════════════════
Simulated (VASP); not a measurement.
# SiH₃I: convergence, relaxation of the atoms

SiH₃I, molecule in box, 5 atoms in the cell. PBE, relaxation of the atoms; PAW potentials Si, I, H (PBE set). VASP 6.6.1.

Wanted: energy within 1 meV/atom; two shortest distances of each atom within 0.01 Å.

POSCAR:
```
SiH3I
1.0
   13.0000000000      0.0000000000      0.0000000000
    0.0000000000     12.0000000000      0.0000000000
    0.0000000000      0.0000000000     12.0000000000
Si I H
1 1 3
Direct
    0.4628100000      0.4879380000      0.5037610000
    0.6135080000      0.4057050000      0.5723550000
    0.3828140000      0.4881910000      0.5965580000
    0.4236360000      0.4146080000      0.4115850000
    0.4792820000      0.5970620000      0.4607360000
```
════════════════

*EXERCISE*.
Your task is to print all of the records exactly.

*WRITTEN ANSWER*.
Simulated (VASP); not a measurement.
# SiH₃I: convergence, relaxation of the atoms

SiH₃I, molecule in box, 5 atoms in the cell. PBE, relaxation of the atoms; PAW potentials Si, I, H (PBE set). VASP 6.6.1.

Wanted: energy within 1 meV/atom; two shortest distances of each atom within 0.01 Å.

POSCAR:
```
SiH3I
1.0
   13.0000000000      0.0000000000      0.0000000000
    0.0000000000     12.0000000000      0.0000000000
    0.0000000000      0.0000000000     12.0000000000
Si I H
1 1 3
Direct
    0.4628100000      0.4879380000      0.5037610000
    0.6135080000      0.4057050000      0.5723550000
    0.3828140000      0.4881910000      0.5965580000
    0.4236360000      0.4146080000      0.4115850000
    0.4792820000      0.5970620000      0.4607360000
```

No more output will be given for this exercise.